Task item. Print out each record, keeping it identical to the original.

BEGIN

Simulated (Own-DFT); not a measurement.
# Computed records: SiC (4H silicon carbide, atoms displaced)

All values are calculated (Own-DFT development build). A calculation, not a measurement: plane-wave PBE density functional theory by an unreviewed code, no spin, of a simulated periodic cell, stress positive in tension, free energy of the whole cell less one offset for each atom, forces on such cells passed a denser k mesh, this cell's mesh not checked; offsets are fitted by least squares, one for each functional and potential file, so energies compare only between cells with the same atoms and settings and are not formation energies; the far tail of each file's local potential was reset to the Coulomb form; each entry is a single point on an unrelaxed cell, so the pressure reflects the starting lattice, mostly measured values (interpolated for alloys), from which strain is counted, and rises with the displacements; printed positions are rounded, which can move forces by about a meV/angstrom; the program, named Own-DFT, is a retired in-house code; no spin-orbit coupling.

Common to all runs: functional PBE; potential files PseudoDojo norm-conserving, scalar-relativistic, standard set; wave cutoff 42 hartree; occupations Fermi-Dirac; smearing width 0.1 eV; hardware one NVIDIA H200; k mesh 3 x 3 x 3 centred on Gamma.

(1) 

END

Task output.
Simulated (Own-DFT); not a measurement.
# Computed records: SiC (4H silicon carbide, atoms displaced)

All values are calculated (Own-DFT development build). A calculation, not a measurement: plane-wave PBE density functional theory by an unreviewed code, no spin, of a simulated periodic cell, stress positive in tension, free energy of the whole cell less one offset for each atom, forces on such cells passed a denser k mesh, this cell's mesh not checked; offsets are fitted by least squares, one for each functional and potential file, so energies compare only between cells with the same atoms and settings and are not formation energies; the far tail of each file's local potential was reset to the Coulomb form; each entry is a single point on an unrelaxed cell, so the pressure reflects the starting lattice, mostly measured values (interpolated for alloys), from which strain is counted, and rises with the displacements; printed positions are rounded, which can move forces by about a meV/angstrom; the program, named Own-DFT, is a retired in-house code; no spin-orbit coupling.

Common to all runs: functional PBE; potential files PseudoDojo norm-conserving, scalar-relativistic, standard set; wave cutoff 42 hartree; occupations Fermi-Dirac; smearing width 0.1 eV; hardware one NVIDIA H200; k mesh 3 x 3 x 3 centred on Gamma.

(1) 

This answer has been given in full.